- Assigned task: Using the material below, print the line that contains "The runs share", the line that contains "For the state", and every line in between, exactly and nothing else.

- Data extract:
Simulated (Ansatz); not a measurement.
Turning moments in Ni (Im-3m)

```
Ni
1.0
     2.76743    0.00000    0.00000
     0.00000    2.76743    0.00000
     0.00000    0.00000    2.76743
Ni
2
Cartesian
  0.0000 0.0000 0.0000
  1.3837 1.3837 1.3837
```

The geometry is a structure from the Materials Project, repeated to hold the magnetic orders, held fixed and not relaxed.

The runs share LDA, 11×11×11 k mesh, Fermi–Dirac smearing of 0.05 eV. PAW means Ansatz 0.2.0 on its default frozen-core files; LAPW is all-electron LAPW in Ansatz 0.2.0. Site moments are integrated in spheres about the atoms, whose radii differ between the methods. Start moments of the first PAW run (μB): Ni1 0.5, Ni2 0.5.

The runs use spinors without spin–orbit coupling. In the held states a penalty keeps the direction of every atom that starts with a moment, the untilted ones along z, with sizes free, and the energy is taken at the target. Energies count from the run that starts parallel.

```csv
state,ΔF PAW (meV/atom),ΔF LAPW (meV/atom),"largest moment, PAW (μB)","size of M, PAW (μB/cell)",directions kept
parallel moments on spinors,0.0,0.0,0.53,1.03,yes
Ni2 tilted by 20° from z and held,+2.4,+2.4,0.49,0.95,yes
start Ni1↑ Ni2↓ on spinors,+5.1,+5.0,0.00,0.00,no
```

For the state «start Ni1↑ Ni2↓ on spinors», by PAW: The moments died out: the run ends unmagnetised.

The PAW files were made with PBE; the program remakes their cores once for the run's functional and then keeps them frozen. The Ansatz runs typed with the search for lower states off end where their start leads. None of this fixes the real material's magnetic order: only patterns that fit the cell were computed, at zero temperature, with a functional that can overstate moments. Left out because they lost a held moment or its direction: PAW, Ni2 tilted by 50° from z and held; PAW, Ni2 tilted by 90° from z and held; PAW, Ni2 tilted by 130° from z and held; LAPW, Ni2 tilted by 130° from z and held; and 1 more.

- Answer section:
The runs share LDA, 11×11×11 k mesh, Fermi–Dirac smearing of 0.05 eV. PAW means Ansatz 0.2.0 on its default frozen-core files; LAPW is all-electron LAPW in Ansatz 0.2.0. Site moments are integrated in spheres about the atoms, whose radii differ between the methods. Start moments of the first PAW run (μB): Ni1 0.5, Ni2 0.5.

The runs use spinors without spin–orbit coupling. In the held states a penalty keeps the direction of every atom that starts with a moment, the untilted ones along z, with sizes free, and the energy is taken at the target. Energies count from the run that starts parallel.

```csv
state,ΔF PAW (meV/atom),ΔF LAPW (meV/atom),"largest moment, PAW (μB)","size of M, PAW (μB/cell)",directions kept
parallel moments on spinors,0.0,0.0,0.53,1.03,yes
Ni2 tilted by 20° from z and held,+2.4,+2.4,0.49,0.95,yes
start Ni1↑ Ni2↓ on spinors,+5.1,+5.0,0.00,0.00,no
```

For the state «start Ni1↑ Ni2↓ on spinors», by PAW: The moments died out: the run ends unmagnetised.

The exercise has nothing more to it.